- BRIEF
An exact transcription of the data below, complete and unaltered, is the expected answer.

- INFORMATION PROVIDED
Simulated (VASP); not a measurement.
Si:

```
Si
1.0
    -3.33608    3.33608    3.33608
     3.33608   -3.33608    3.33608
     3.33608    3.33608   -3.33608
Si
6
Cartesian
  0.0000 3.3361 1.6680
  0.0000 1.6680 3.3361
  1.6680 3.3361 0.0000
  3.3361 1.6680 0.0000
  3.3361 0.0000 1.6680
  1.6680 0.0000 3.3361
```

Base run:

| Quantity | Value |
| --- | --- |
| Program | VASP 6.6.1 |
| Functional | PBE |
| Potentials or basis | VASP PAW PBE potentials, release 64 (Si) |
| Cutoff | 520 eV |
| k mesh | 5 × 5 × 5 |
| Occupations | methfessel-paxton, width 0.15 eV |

- WRITTEN REPLY
Simulated (VASP); not a measurement.
Si:

```
Si
1.0
    -3.33608    3.33608    3.33608
     3.33608   -3.33608    3.33608
     3.33608    3.33608   -3.33608
Si
6
Cartesian
  0.0000 3.3361 1.6680
  0.0000 1.6680 3.3361
  1.6680 3.3361 0.0000
  3.3361 1.6680 0.0000
  3.3361 0.0000 1.6680
  1.6680 0.0000 3.3361
```

Base run:

| Quantity | Value |
| --- | --- |
| Program | VASP 6.6.1 |
| Functional | PBE |
| Potentials or basis | VASP PAW PBE potentials, release 64 (Si) |
| Cutoff | 520 eV |
| k mesh | 5 × 5 × 5 |
| Occupations | methfessel-paxton, width 0.15 eV |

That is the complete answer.